## Brief
The line containing "(1) zero (band" marks the end: output every line of the data up to it, and that line too, exactly as written.

## Record set
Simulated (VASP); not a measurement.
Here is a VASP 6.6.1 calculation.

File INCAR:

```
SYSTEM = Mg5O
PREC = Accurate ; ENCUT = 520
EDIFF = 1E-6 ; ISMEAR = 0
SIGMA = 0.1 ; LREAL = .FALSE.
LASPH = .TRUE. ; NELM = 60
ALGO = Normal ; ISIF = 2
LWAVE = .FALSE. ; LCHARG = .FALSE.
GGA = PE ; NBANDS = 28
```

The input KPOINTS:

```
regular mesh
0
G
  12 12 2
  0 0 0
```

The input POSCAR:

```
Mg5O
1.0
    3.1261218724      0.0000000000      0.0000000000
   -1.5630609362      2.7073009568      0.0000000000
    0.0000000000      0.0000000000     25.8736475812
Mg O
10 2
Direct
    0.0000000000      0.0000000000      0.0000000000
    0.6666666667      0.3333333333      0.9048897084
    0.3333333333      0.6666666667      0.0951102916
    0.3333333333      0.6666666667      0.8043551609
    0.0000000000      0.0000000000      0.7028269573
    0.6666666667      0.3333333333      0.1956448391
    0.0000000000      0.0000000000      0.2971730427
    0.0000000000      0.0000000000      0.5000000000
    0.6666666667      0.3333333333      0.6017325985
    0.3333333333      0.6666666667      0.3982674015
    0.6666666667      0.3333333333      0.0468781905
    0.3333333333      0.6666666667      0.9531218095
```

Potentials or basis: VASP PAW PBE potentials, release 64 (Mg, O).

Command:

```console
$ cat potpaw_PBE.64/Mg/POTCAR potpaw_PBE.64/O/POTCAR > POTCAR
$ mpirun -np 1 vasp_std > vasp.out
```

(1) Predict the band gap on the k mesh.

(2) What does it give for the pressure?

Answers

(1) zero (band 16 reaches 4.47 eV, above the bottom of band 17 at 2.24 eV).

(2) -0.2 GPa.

## Solution
Simulated (VASP); not a measurement.
Here is a VASP 6.6.1 calculation.

File INCAR:

```
SYSTEM = Mg5O
PREC = Accurate ; ENCUT = 520
EDIFF = 1E-6 ; ISMEAR = 0
SIGMA = 0.1 ; LREAL = .FALSE.
LASPH = .TRUE. ; NELM = 60
ALGO = Normal ; ISIF = 2
LWAVE = .FALSE. ; LCHARG = .FALSE.
GGA = PE ; NBANDS = 28
```

The input KPOINTS:

```
regular mesh
0
G
  12 12 2
  0 0 0
```

The input POSCAR:

```
Mg5O
1.0
    3.1261218724      0.0000000000      0.0000000000
   -1.5630609362      2.7073009568      0.0000000000
    0.0000000000      0.0000000000     25.8736475812
Mg O
10 2
Direct
    0.0000000000      0.0000000000      0.0000000000
    0.6666666667      0.3333333333      0.9048897084
    0.3333333333      0.6666666667      0.0951102916
    0.3333333333      0.6666666667      0.8043551609
    0.0000000000      0.0000000000      0.7028269573
    0.6666666667      0.3333333333      0.1956448391
    0.0000000000      0.0000000000      0.2971730427
    0.0000000000      0.0000000000      0.5000000000
    0.6666666667      0.3333333333      0.6017325985
    0.3333333333      0.6666666667      0.3982674015
    0.6666666667      0.3333333333      0.0468781905
    0.3333333333      0.6666666667      0.9531218095
```

Potentials or basis: VASP PAW PBE potentials, release 64 (Mg, O).

Command:

```console
$ cat potpaw_PBE.64/Mg/POTCAR potpaw_PBE.64/O/POTCAR > POTCAR
$ mpirun -np 1 vasp_std > vasp.out
```

(1) Predict the band gap on the k mesh.

(2) What does it give for the pressure?

Answers

(1) zero (band 16 reaches 4.47 eV, above the bottom of band 17 at 2.24 eV).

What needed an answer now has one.